> Work request: Begin at the top of the records and copy each line exactly. The line containing "Carbons without hydrogens: δ 191.3, 103.3." is the last one to include.

> Source material:
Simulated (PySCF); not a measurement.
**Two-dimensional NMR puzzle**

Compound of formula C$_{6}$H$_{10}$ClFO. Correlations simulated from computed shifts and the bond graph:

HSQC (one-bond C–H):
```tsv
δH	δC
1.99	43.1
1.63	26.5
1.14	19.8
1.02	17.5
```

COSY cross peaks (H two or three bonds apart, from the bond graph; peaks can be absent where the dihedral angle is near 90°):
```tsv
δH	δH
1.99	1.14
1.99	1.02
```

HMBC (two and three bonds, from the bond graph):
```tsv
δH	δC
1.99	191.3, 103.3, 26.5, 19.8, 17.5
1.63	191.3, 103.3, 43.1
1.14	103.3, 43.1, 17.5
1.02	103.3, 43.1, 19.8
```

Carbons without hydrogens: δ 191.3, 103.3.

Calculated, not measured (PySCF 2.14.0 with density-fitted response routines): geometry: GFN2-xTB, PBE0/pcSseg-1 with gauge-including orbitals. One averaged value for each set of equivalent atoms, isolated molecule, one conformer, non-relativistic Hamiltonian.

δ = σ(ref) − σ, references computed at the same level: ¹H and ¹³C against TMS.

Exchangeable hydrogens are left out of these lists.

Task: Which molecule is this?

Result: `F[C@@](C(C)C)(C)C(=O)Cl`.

> Your solution:
Simulated (PySCF); not a measurement.
**Two-dimensional NMR puzzle**

Compound of formula C$_{6}$H$_{10}$ClFO. Correlations simulated from computed shifts and the bond graph:

HSQC (one-bond C–H):
```tsv
δH	δC
1.99	43.1
1.63	26.5
1.14	19.8
1.02	17.5
```

COSY cross peaks (H two or three bonds apart, from the bond graph; peaks can be absent where the dihedral angle is near 90°):
```tsv
δH	δH
1.99	1.14
1.99	1.02
```

HMBC (two and three bonds, from the bond graph):
```tsv
δH	δC
1.99	191.3, 103.3, 26.5, 19.8, 17.5
1.63	191.3, 103.3, 43.1
1.14	103.3, 43.1, 17.5
1.02	103.3, 43.1, 19.8
```

Carbons without hydrogens: δ 191.3, 103.3.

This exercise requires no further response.